[Record extracts — start]

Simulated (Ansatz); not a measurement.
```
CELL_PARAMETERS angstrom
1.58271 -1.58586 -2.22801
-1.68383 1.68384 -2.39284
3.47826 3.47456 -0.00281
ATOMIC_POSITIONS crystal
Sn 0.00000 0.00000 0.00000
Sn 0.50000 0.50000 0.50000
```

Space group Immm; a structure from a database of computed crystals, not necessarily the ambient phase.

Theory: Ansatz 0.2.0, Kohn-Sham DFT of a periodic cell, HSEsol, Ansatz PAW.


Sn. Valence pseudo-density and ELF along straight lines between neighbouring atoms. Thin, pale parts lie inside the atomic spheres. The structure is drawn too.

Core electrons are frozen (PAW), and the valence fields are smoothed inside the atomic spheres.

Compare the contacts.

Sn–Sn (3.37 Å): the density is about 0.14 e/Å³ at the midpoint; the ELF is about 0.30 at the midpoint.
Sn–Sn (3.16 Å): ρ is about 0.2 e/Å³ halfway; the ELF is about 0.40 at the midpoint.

[Record extracts — finish]

(Activity) All of the entries are to be set down again without alteration.

(Written reply)
Simulated (Ansatz); not a measurement.
```
CELL_PARAMETERS angstrom
1.58271 -1.58586 -2.22801
-1.68383 1.68384 -2.39284
3.47826 3.47456 -0.00281
ATOMIC_POSITIONS crystal
Sn 0.00000 0.00000 0.00000
Sn 0.50000 0.50000 0.50000
```

Space group Immm; a structure from a database of computed crystals, not necessarily the ambient phase.

Theory: Ansatz 0.2.0, Kohn-Sham DFT of a periodic cell, HSEsol, Ansatz PAW.


Sn. Valence pseudo-density and ELF along straight lines between neighbouring atoms. Thin, pale parts lie inside the atomic spheres. The structure is drawn too.

Core electrons are frozen (PAW), and the valence fields are smoothed inside the atomic spheres.

Compare the contacts.

Sn–Sn (3.37 Å): the density is about 0.14 e/Å³ at the midpoint; the ELF is about 0.30 at the midpoint.
Sn–Sn (3.16 Å): ρ is about 0.2 e/Å³ halfway; the ELF is about 0.40 at the midpoint.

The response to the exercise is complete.